## BRIEF
Every line below should be repeated exactly as written.

----------

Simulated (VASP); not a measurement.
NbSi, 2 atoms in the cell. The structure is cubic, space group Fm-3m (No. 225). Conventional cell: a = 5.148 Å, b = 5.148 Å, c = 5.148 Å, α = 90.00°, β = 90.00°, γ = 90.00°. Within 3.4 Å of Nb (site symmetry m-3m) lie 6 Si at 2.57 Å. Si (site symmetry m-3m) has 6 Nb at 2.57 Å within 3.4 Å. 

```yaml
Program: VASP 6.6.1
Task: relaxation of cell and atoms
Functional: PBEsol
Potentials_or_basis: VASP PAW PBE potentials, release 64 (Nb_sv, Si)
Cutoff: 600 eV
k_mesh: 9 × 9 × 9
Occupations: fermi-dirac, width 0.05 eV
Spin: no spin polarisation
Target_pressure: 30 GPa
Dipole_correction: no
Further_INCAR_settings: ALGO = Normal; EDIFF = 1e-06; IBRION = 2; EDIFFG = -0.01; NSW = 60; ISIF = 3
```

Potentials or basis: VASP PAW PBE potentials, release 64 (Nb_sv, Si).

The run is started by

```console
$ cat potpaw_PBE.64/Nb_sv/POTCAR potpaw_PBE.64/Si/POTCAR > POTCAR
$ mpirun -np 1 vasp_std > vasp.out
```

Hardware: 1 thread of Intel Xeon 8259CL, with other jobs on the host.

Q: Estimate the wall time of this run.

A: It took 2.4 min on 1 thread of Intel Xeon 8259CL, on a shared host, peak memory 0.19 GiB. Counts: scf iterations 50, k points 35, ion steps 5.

----------

## TASK RESULT
Simulated (VASP); not a measurement.
NbSi, 2 atoms in the cell. The structure is cubic, space group Fm-3m (No. 225). Conventional cell: a = 5.148 Å, b = 5.148 Å, c = 5.148 Å, α = 90.00°, β = 90.00°, γ = 90.00°. Within 3.4 Å of Nb (site symmetry m-3m) lie 6 Si at 2.57 Å. Si (site symmetry m-3m) has 6 Nb at 2.57 Å within 3.4 Å. 

```yaml
Program: VASP 6.6.1
Task: relaxation of cell and atoms
Functional: PBEsol
Potentials_or_basis: VASP PAW PBE potentials, release 64 (Nb_sv, Si)
Cutoff: 600 eV
k_mesh: 9 × 9 × 9
Occupations: fermi-dirac, width 0.05 eV
Spin: no spin polarisation
Target_pressure: 30 GPa
Dipole_correction: no
Further_INCAR_settings: ALGO = Normal; EDIFF = 1e-06; IBRION = 2; EDIFFG = -0.01; NSW = 60; ISIF = 3
```

Potentials or basis: VASP PAW PBE potentials, release 64 (Nb_sv, Si).

The run is started by

```console
$ cat potpaw_PBE.64/Nb_sv/POTCAR potpaw_PBE.64/Si/POTCAR > POTCAR
$ mpirun -np 1 vasp_std > vasp.out
```

Hardware: 1 thread of Intel Xeon 8259CL, with other jobs on the host.

Q: Estimate the wall time of this run.

A: It took 2.4 min on 1 thread of Intel Xeon 8259CL, on a shared host, peak memory 0.19 GiB. Counts: scf iterations 50, k points 35, ion steps 5.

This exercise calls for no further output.